### REQUIRED ACTION:
Could you reproduce every record below exactly as written?

+++

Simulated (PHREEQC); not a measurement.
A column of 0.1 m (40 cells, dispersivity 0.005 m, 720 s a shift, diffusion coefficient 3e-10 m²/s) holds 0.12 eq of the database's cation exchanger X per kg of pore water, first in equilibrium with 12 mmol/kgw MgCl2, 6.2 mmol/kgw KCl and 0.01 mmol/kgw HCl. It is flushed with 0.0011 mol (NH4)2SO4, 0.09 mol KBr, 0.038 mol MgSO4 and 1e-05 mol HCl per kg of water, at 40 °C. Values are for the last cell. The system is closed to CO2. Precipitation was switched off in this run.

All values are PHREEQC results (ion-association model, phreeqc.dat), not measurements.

+++

### YOUR RESPONSE:
Simulated (PHREEQC); not a measurement.
A column of 0.1 m (40 cells, dispersivity 0.005 m, 720 s a shift, diffusion coefficient 3e-10 m²/s) holds 0.12 eq of the database's cation exchanger X per kg of pore water, first in equilibrium with 12 mmol/kgw MgCl2, 6.2 mmol/kgw KCl and 0.01 mmol/kgw HCl. It is flushed with 0.0011 mol (NH4)2SO4, 0.09 mol KBr, 0.038 mol MgSO4 and 1e-05 mol HCl per kg of water, at 40 °C. Values are for the last cell. The system is closed to CO2. Precipitation was switched off in this run.

All values are PHREEQC results (ion-association model, phreeqc.dat), not measurements.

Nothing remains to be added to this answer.